__Assignment__: Only the lines from the opening of the material through the one containing "### How does" should be reproduced, each exactly as it stands.

__Excerpted data__:
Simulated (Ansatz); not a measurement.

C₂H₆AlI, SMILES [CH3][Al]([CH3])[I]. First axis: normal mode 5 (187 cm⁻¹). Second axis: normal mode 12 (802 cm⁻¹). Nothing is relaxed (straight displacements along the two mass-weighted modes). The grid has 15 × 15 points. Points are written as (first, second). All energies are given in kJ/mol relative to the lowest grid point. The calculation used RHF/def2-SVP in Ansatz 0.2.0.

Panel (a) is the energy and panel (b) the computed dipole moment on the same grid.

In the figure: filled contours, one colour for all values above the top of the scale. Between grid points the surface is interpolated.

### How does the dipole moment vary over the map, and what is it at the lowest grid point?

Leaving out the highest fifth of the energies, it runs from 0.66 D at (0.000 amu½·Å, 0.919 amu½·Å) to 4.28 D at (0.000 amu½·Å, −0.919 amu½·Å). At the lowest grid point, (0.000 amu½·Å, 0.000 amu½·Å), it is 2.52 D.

__Answer box__:
Simulated (Ansatz); not a measurement.

C₂H₆AlI, SMILES [CH3][Al]([CH3])[I]. First axis: normal mode 5 (187 cm⁻¹). Second axis: normal mode 12 (802 cm⁻¹). Nothing is relaxed (straight displacements along the two mass-weighted modes). The grid has 15 × 15 points. Points are written as (first, second). All energies are given in kJ/mol relative to the lowest grid point. The calculation used RHF/def2-SVP in Ansatz 0.2.0.

Panel (a) is the energy and panel (b) the computed dipole moment on the same grid.

In the figure: filled contours, one colour for all values above the top of the scale. Between grid points the surface is interpolated.

### How does the dipole moment vary over the map, and what is it at the lowest grid point?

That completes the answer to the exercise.